[Data — start]

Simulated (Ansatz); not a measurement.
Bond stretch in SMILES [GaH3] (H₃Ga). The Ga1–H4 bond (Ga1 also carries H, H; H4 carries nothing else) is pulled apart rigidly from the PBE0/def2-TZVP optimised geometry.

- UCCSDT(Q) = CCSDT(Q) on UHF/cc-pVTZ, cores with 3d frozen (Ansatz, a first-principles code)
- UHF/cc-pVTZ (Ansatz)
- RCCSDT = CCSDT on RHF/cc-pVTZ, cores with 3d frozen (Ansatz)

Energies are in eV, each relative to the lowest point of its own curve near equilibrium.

[Data — finish]

(Work instruction): Lines after the one containing "- RCCSDT = CCSDT" are not wanted; repeat exactly each line above from the first up to and including it.

(Exercise response):
Simulated (Ansatz); not a measurement.
Bond stretch in SMILES [GaH3] (H₃Ga). The Ga1–H4 bond (Ga1 also carries H, H; H4 carries nothing else) is pulled apart rigidly from the PBE0/def2-TZVP optimised geometry.

- UCCSDT(Q) = CCSDT(Q) on UHF/cc-pVTZ, cores with 3d frozen (Ansatz, a first-principles code)
- UHF/cc-pVTZ (Ansatz)
- RCCSDT = CCSDT on RHF/cc-pVTZ, cores with 3d frozen (Ansatz)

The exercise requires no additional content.